START EXTRACTED DATA

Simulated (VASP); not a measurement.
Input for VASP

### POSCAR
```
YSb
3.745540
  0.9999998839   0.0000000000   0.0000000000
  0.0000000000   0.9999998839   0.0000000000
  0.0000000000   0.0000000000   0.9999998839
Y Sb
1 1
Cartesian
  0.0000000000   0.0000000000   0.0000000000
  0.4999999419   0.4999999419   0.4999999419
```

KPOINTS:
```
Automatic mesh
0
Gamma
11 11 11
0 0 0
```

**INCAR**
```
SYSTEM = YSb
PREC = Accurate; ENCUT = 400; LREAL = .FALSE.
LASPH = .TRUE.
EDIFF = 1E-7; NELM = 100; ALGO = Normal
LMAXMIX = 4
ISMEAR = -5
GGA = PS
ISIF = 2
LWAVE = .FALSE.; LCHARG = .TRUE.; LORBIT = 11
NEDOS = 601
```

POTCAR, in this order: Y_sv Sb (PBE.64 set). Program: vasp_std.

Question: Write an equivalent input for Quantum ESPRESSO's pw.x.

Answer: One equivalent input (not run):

END EXTRACTED DATA

* ACTIVITY
The material above is to be transcribed in full, exactly as it appears.

* EXERCISE OUTPUT
Simulated (VASP); not a measurement.
Input for VASP

### POSCAR
```
YSb
3.745540
  0.9999998839   0.0000000000   0.0000000000
  0.0000000000   0.9999998839   0.0000000000
  0.0000000000   0.0000000000   0.9999998839
Y Sb
1 1
Cartesian
  0.0000000000   0.0000000000   0.0000000000
  0.4999999419   0.4999999419   0.4999999419
```

KPOINTS:
```
Automatic mesh
0
Gamma
11 11 11
0 0 0
```

**INCAR**
```
SYSTEM = YSb
PREC = Accurate; ENCUT = 400; LREAL = .FALSE.
LASPH = .TRUE.
EDIFF = 1E-7; NELM = 100; ALGO = Normal
LMAXMIX = 4
ISMEAR = -5
GGA = PS
ISIF = 2
LWAVE = .FALSE.; LCHARG = .TRUE.; LORBIT = 11
NEDOS = 601
```

POTCAR, in this order: Y_sv Sb (PBE.64 set). Program: vasp_std.

Question: Write an equivalent input for Quantum ESPRESSO's pw.x.

Answer: One equivalent input (not run):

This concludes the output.